## WORK TASK
Transcribe the listing below from its opening line up to and including the line that contains "A k mesh can"; reproduce nothing else.

LISTED ENTRIES Block Start

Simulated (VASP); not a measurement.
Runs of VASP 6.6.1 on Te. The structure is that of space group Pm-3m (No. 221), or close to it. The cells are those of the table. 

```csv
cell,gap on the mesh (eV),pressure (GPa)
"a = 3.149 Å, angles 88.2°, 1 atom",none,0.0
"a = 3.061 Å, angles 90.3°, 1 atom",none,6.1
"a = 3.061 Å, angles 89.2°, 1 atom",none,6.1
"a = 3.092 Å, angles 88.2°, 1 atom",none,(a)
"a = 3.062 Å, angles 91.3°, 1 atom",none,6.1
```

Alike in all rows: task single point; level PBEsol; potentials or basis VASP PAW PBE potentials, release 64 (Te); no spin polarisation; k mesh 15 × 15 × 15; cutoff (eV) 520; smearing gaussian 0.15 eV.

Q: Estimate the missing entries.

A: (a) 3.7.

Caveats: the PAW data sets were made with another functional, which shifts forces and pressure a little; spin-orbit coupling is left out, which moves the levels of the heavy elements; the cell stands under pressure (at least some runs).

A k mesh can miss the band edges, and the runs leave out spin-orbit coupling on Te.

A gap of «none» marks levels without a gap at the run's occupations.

LISTED ENTRIES Block End

## RESPONSE AREA
Simulated (VASP); not a measurement.
Runs of VASP 6.6.1 on Te. The structure is that of space group Pm-3m (No. 221), or close to it. The cells are those of the table. 

```csv
cell,gap on the mesh (eV),pressure (GPa)
"a = 3.149 Å, angles 88.2°, 1 atom",none,0.0
"a = 3.061 Å, angles 90.3°, 1 atom",none,6.1
"a = 3.061 Å, angles 89.2°, 1 atom",none,6.1
"a = 3.092 Å, angles 88.2°, 1 atom",none,(a)
"a = 3.062 Å, angles 91.3°, 1 atom",none,6.1
```

Alike in all rows: task single point; level PBEsol; potentials or basis VASP PAW PBE potentials, release 64 (Te); no spin polarisation; k mesh 15 × 15 × 15; cutoff (eV) 520; smearing gaussian 0.15 eV.

Q: Estimate the missing entries.

A: (a) 3.7.

Caveats: the PAW data sets were made with another functional, which shifts forces and pressure a little; spin-orbit coupling is left out, which moves the levels of the heavy elements; the cell stands under pressure (at least some runs).

A k mesh can miss the band edges, and the runs leave out spin-orbit coupling on Te.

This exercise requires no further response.